[BRIEF]: Write out, unaltered, each line from the top of the records below down to the line where "These are results" appears, that line included.

[PROVIDED INFORMATION]:
<<<<

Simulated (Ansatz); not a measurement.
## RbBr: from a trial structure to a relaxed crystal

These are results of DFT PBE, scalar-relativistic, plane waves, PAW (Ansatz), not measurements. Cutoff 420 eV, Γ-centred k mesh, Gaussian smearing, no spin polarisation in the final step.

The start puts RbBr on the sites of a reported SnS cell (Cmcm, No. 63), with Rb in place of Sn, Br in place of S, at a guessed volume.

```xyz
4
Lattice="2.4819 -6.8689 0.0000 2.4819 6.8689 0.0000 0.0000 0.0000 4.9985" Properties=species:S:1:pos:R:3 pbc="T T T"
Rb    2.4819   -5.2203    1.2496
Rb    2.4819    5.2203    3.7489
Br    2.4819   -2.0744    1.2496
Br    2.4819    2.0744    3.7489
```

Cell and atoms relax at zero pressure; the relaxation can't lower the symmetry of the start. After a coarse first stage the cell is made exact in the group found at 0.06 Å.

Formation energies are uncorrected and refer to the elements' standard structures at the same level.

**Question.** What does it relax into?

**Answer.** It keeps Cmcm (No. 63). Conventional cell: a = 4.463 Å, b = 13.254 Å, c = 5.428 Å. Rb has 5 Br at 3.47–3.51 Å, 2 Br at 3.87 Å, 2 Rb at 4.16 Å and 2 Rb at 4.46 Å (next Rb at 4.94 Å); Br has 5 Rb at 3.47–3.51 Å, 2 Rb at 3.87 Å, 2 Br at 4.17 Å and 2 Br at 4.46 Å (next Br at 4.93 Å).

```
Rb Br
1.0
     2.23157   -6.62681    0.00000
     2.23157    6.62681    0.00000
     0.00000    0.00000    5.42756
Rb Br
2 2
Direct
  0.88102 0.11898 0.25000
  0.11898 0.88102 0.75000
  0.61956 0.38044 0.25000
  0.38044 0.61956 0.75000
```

>>>>

[ANSWER AREA]:
Simulated (Ansatz); not a measurement.
## RbBr: from a trial structure to a relaxed crystal

These are results of DFT PBE, scalar-relativistic, plane waves, PAW (Ansatz), not measurements. Cutoff 420 eV, Γ-centred k mesh, Gaussian smearing, no spin polarisation in the final step.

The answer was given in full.